[[ Given information, beginning ]]

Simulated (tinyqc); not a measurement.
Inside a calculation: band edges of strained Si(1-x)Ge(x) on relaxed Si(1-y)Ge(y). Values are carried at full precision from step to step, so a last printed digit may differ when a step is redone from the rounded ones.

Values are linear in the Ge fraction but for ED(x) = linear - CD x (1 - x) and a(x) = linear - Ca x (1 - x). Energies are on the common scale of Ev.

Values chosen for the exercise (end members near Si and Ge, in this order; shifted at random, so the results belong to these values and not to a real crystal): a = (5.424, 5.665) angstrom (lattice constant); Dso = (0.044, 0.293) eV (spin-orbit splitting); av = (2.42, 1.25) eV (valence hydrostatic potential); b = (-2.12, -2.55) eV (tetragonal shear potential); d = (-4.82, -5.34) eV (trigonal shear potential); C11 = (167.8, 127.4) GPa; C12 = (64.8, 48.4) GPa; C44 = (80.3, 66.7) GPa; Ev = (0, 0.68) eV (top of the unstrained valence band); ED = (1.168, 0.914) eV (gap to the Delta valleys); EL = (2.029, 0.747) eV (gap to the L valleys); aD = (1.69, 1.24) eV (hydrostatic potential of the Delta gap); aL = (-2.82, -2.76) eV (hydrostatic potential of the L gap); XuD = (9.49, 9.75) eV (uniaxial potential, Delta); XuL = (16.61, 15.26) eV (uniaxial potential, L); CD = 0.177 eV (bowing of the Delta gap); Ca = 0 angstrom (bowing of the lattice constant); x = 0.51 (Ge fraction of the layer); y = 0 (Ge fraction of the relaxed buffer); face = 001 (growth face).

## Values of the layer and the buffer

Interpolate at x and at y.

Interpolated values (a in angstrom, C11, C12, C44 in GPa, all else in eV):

[[ Given information, end ]]

### [Assigned task]
Your job here is to copy the entries above exactly.

### [Exercise result]
Simulated (tinyqc); not a measurement.
Inside a calculation: band edges of strained Si(1-x)Ge(x) on relaxed Si(1-y)Ge(y). Values are carried at full precision from step to step, so a last printed digit may differ when a step is redone from the rounded ones.

Values are linear in the Ge fraction but for ED(x) = linear - CD x (1 - x) and a(x) = linear - Ca x (1 - x). Energies are on the common scale of Ev.

Values chosen for the exercise (end members near Si and Ge, in this order; shifted at random, so the results belong to these values and not to a real crystal): a = (5.424, 5.665) angstrom (lattice constant); Dso = (0.044, 0.293) eV (spin-orbit splitting); av = (2.42, 1.25) eV (valence hydrostatic potential); b = (-2.12, -2.55) eV (tetragonal shear potential); d = (-4.82, -5.34) eV (trigonal shear potential); C11 = (167.8, 127.4) GPa; C12 = (64.8, 48.4) GPa; C44 = (80.3, 66.7) GPa; Ev = (0, 0.68) eV (top of the unstrained valence band); ED = (1.168, 0.914) eV (gap to the Delta valleys); EL = (2.029, 0.747) eV (gap to the L valleys); aD = (1.69, 1.24) eV (hydrostatic potential of the Delta gap); aL = (-2.82, -2.76) eV (hydrostatic potential of the L gap); XuD = (9.49, 9.75) eV (uniaxial potential, Delta); XuL = (16.61, 15.26) eV (uniaxial potential, L); CD = 0.177 eV (bowing of the Delta gap); Ca = 0 angstrom (bowing of the lattice constant); x = 0.51 (Ge fraction of the layer); y = 0 (Ge fraction of the relaxed buffer); face = 001 (growth face).

## Values of the layer and the buffer

Interpolate at x and at y.

Interpolated values (a in angstrom, C11, C12, C44 in GPa, all else in eV):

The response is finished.